BRIEF: Which lines run from the line with "conductivity (mW/(m K)) |" through the line with "11.0 | 75.9 |" in the entries below? Print them exactly, both ends included, and nothing more.

---+---

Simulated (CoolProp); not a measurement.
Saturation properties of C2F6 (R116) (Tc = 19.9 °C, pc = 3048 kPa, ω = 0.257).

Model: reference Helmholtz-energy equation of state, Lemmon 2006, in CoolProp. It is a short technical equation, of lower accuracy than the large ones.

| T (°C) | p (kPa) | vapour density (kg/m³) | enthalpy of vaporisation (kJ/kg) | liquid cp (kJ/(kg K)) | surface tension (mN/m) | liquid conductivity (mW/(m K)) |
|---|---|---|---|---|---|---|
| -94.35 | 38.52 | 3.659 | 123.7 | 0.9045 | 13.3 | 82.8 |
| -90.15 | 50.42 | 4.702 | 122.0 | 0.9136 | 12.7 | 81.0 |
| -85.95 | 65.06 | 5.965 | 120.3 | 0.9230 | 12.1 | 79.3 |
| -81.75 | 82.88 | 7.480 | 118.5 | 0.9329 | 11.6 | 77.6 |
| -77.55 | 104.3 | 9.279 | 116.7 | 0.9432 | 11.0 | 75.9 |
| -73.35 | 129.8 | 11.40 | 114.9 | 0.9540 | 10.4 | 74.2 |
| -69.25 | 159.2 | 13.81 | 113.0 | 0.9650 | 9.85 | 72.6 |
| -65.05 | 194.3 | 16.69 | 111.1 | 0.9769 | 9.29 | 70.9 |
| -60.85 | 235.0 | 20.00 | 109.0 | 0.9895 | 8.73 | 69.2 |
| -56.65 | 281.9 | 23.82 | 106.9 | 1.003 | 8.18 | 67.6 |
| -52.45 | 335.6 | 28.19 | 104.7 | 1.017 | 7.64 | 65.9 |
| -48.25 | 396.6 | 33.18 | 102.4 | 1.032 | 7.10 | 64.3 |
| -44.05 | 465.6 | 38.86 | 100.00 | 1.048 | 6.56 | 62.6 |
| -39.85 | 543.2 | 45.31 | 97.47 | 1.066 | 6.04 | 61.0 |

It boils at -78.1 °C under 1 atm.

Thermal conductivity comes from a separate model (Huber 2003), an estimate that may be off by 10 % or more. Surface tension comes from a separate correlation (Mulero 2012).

---+---

ANSWER SECTION:
| T (°C) | p (kPa) | vapour density (kg/m³) | enthalpy of vaporisation (kJ/kg) | liquid cp (kJ/(kg K)) | surface tension (mN/m) | liquid conductivity (mW/(m K)) |
|---|---|---|---|---|---|---|
| -94.35 | 38.52 | 3.659 | 123.7 | 0.9045 | 13.3 | 82.8 |
| -90.15 | 50.42 | 4.702 | 122.0 | 0.9136 | 12.7 | 81.0 |
| -85.95 | 65.06 | 5.965 | 120.3 | 0.9230 | 12.1 | 79.3 |
| -81.75 | 82.88 | 7.480 | 118.5 | 0.9329 | 11.6 | 77.6 |
| -77.55 | 104.3 | 9.279 | 116.7 | 0.9432 | 11.0 | 75.9 |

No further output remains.